************

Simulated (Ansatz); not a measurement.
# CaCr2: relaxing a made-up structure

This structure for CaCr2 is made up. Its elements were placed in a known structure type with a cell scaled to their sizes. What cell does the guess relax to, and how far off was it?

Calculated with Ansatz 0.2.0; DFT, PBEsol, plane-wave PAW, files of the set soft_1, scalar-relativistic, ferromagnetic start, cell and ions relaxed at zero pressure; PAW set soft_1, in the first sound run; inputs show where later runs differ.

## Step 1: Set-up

************

● Action item: An exact copy of the data is needed.

● Task solution:
Simulated (Ansatz); not a measurement.
# CaCr2: relaxing a made-up structure

This structure for CaCr2 is made up. Its elements were placed in a known structure type with a cell scaled to their sizes. What cell does the guess relax to, and how far off was it?

Calculated with Ansatz 0.2.0; DFT, PBEsol, plane-wave PAW, files of the set soft_1, scalar-relativistic, ferromagnetic start, cell and ions relaxed at zero pressure; PAW set soft_1, in the first sound run; inputs show where later runs differ.

## Step 1: Set-up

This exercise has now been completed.